Below are records. Return each one exactly as written.

◆ ◆ ◆ ◆

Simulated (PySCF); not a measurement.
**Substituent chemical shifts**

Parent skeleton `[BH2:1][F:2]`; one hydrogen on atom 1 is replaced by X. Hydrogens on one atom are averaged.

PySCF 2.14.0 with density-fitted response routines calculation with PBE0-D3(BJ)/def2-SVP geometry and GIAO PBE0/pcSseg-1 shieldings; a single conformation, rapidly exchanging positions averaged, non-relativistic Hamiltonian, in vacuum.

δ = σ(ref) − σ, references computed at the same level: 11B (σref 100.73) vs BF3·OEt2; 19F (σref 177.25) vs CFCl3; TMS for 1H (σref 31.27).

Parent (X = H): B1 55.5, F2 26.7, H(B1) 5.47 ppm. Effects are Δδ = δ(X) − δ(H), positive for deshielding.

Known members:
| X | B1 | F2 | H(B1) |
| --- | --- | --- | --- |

◆ ◆ ◆ ◆

Expected answer:
Simulated (PySCF); not a measurement.
**Substituent chemical shifts**

Parent skeleton `[BH2:1][F:2]`; one hydrogen on atom 1 is replaced by X. Hydrogens on one atom are averaged.

PySCF 2.14.0 with density-fitted response routines calculation with PBE0-D3(BJ)/def2-SVP geometry and GIAO PBE0/pcSseg-1 shieldings; a single conformation, rapidly exchanging positions averaged, non-relativistic Hamiltonian, in vacuum.

δ = σ(ref) − σ, references computed at the same level: 11B (σref 100.73) vs BF3·OEt2; 19F (σref 177.25) vs CFCl3; TMS for 1H (σref 31.27).

Parent (X = H): B1 55.5, F2 26.7, H(B1) 5.47 ppm. Effects are Δδ = δ(X) − δ(H), positive for deshielding.

Known members:
| X | B1 | F2 | H(B1) |
| --- | --- | --- | --- |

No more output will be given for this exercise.